++++++++++

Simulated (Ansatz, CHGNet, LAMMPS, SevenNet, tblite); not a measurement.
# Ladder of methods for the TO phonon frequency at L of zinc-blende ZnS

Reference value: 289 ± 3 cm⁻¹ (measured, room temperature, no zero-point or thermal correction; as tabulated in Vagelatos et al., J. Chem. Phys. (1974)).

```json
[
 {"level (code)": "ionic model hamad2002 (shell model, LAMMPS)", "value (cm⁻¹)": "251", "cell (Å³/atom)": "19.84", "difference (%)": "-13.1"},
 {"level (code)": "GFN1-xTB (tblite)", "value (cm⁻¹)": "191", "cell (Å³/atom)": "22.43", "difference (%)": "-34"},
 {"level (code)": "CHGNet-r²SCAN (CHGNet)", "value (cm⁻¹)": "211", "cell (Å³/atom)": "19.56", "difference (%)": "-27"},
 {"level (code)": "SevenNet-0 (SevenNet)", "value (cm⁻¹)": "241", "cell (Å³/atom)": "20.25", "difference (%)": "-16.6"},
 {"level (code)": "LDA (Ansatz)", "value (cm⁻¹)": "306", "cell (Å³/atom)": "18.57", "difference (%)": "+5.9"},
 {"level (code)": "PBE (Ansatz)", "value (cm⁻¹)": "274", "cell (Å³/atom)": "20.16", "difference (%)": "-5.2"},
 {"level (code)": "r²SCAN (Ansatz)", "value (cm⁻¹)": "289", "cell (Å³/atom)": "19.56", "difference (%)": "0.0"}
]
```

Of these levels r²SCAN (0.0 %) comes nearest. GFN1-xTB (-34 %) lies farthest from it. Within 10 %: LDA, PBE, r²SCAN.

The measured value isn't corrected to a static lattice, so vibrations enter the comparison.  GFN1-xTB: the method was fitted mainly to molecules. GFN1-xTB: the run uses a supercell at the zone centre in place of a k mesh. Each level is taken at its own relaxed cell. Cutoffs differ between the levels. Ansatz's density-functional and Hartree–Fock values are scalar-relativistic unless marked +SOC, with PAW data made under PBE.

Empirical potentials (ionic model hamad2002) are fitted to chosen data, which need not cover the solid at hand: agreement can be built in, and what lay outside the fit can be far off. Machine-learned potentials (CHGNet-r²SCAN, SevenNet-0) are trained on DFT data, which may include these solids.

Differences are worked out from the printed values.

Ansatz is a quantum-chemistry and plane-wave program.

++++++++++

**Brief**
Begin at the first line of the entries above and copy every line exactly, ending with the line that contains "Differences are worked".

**Reply**
Simulated (Ansatz, CHGNet, LAMMPS, SevenNet, tblite); not a measurement.
# Ladder of methods for the TO phonon frequency at L of zinc-blende ZnS

Reference value: 289 ± 3 cm⁻¹ (measured, room temperature, no zero-point or thermal correction; as tabulated in Vagelatos et al., J. Chem. Phys. (1974)).

```json
[
 {"level (code)": "ionic model hamad2002 (shell model, LAMMPS)", "value (cm⁻¹)": "251", "cell (Å³/atom)": "19.84", "difference (%)": "-13.1"},
 {"level (code)": "GFN1-xTB (tblite)", "value (cm⁻¹)": "191", "cell (Å³/atom)": "22.43", "difference (%)": "-34"},
 {"level (code)": "CHGNet-r²SCAN (CHGNet)", "value (cm⁻¹)": "211", "cell (Å³/atom)": "19.56", "difference (%)": "-27"},
 {"level (code)": "SevenNet-0 (SevenNet)", "value (cm⁻¹)": "241", "cell (Å³/atom)": "20.25", "difference (%)": "-16.6"},
 {"level (code)": "LDA (Ansatz)", "value (cm⁻¹)": "306", "cell (Å³/atom)": "18.57", "difference (%)": "+5.9"},
 {"level (code)": "PBE (Ansatz)", "value (cm⁻¹)": "274", "cell (Å³/atom)": "20.16", "difference (%)": "-5.2"},
 {"level (code)": "r²SCAN (Ansatz)", "value (cm⁻¹)": "289", "cell (Å³/atom)": "19.56", "difference (%)": "0.0"}
]
```

Of these levels r²SCAN (0.0 %) comes nearest. GFN1-xTB (-34 %) lies farthest from it. Within 10 %: LDA, PBE, r²SCAN.

The measured value isn't corrected to a static lattice, so vibrations enter the comparison.  GFN1-xTB: the method was fitted mainly to molecules. GFN1-xTB: the run uses a supercell at the zone centre in place of a k mesh. Each level is taken at its own relaxed cell. Cutoffs differ between the levels. Ansatz's density-functional and Hartree–Fock values are scalar-relativistic unless marked +SOC, with PAW data made under PBE.

Empirical potentials (ionic model hamad2002) are fitted to chosen data, which need not cover the solid at hand: agreement can be built in, and what lay outside the fit can be far off. Machine-learned potentials (CHGNet-r²SCAN, SevenNet-0) are trained on DFT data, which may include these solids.

Differences are worked out from the printed values.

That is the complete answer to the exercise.